*** Opening of GIVEN ENTRIES ***

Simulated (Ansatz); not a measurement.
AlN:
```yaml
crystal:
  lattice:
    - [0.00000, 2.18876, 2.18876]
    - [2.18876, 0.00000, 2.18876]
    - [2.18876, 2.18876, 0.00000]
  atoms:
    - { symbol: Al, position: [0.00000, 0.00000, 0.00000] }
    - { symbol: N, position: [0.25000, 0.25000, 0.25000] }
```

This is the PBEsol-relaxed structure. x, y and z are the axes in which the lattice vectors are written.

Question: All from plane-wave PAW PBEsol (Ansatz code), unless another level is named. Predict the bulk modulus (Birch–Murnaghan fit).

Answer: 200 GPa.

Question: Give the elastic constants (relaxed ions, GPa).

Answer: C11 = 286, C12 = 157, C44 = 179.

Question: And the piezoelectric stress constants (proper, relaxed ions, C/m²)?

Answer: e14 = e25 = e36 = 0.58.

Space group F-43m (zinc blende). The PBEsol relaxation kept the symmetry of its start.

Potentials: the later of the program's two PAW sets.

*** Close of GIVEN ENTRIES ***

→ ASSIGNMENT: Give back the data above word for word.

→ WRITTEN SOLUTION:
Simulated (Ansatz); not a measurement.
AlN:
```yaml
crystal:
  lattice:
    - [0.00000, 2.18876, 2.18876]
    - [2.18876, 0.00000, 2.18876]
    - [2.18876, 2.18876, 0.00000]
  atoms:
    - { symbol: Al, position: [0.00000, 0.00000, 0.00000] }
    - { symbol: N, position: [0.25000, 0.25000, 0.25000] }
```

This is the PBEsol-relaxed structure. x, y and z are the axes in which the lattice vectors are written.

Question: All from plane-wave PAW PBEsol (Ansatz code), unless another level is named. Predict the bulk modulus (Birch–Murnaghan fit).

Answer: 200 GPa.

Question: Give the elastic constants (relaxed ions, GPa).

Answer: C11 = 286, C12 = 157, C44 = 179.

Question: And the piezoelectric stress constants (proper, relaxed ions, C/m²)?

Answer: e14 = e25 = e36 = 0.58.

Space group F-43m (zinc blende). The PBEsol relaxation kept the symmetry of its start.

Potentials: the later of the program's two PAW sets.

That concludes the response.